Exercise
Go through the material below and copy each line exactly.

━━━━━━━━━━━━━━━━━━━━━━━━━━━━━━

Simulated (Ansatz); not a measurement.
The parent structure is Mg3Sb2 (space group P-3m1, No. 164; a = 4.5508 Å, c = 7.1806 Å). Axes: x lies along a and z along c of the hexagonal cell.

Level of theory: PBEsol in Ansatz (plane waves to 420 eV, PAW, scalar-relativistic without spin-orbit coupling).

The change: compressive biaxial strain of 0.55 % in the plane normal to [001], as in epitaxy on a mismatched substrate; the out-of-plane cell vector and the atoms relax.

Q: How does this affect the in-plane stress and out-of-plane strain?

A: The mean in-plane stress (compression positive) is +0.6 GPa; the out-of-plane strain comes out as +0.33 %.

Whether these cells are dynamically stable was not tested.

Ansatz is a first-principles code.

━━━━━━━━━━━━━━━━━━━━━━━━━━━━━━

Written solution
Simulated (Ansatz); not a measurement.
The parent structure is Mg3Sb2 (space group P-3m1, No. 164; a = 4.5508 Å, c = 7.1806 Å). Axes: x lies along a and z along c of the hexagonal cell.

Level of theory: PBEsol in Ansatz (plane waves to 420 eV, PAW, scalar-relativistic without spin-orbit coupling).

The change: compressive biaxial strain of 0.55 % in the plane normal to [001], as in epitaxy on a mismatched substrate; the out-of-plane cell vector and the atoms relax.

Q: How does this affect the in-plane stress and out-of-plane strain?

A: The mean in-plane stress (compression positive) is +0.6 GPa; the out-of-plane strain comes out as +0.33 %.

Whether these cells are dynamically stable was not tested.

Ansatz is a first-principles code.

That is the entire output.